◆ **WORK TASK**
From the first line onward, reproduce the records exactly; the final line to include is the one holding "3.96 | 0.02 |".

◆ **EXTRACTED RECORDS**
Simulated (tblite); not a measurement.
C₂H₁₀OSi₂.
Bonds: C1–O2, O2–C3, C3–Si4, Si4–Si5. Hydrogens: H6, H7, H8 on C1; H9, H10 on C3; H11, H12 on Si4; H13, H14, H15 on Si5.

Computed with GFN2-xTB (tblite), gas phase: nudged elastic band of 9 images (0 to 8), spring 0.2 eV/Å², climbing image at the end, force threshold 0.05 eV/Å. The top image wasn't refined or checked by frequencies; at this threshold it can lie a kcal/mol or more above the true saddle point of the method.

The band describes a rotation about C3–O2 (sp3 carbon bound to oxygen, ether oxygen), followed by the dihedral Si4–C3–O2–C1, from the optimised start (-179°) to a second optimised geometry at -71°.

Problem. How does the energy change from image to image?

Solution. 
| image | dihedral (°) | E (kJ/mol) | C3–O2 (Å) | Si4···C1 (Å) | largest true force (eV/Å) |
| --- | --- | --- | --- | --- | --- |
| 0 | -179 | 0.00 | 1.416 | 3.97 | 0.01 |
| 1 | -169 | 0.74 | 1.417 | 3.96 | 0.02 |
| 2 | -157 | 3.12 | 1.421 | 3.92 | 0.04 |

◆ **EXERCISE RESPONSE**
Simulated (tblite); not a measurement.
C₂H₁₀OSi₂.
Bonds: C1–O2, O2–C3, C3–Si4, Si4–Si5. Hydrogens: H6, H7, H8 on C1; H9, H10 on C3; H11, H12 on Si4; H13, H14, H15 on Si5.

Computed with GFN2-xTB (tblite), gas phase: nudged elastic band of 9 images (0 to 8), spring 0.2 eV/Å², climbing image at the end, force threshold 0.05 eV/Å. The top image wasn't refined or checked by frequencies; at this threshold it can lie a kcal/mol or more above the true saddle point of the method.

The band describes a rotation about C3–O2 (sp3 carbon bound to oxygen, ether oxygen), followed by the dihedral Si4–C3–O2–C1, from the optimised start (-179°) to a second optimised geometry at -71°.

Problem. How does the energy change from image to image?

Solution. 
| image | dihedral (°) | E (kJ/mol) | C3–O2 (Å) | Si4···C1 (Å) | largest true force (eV/Å) |
| --- | --- | --- | --- | --- | --- |
| 0 | -179 | 0.00 | 1.416 | 3.97 | 0.01 |
| 1 | -169 | 0.74 | 1.417 | 3.96 | 0.02 |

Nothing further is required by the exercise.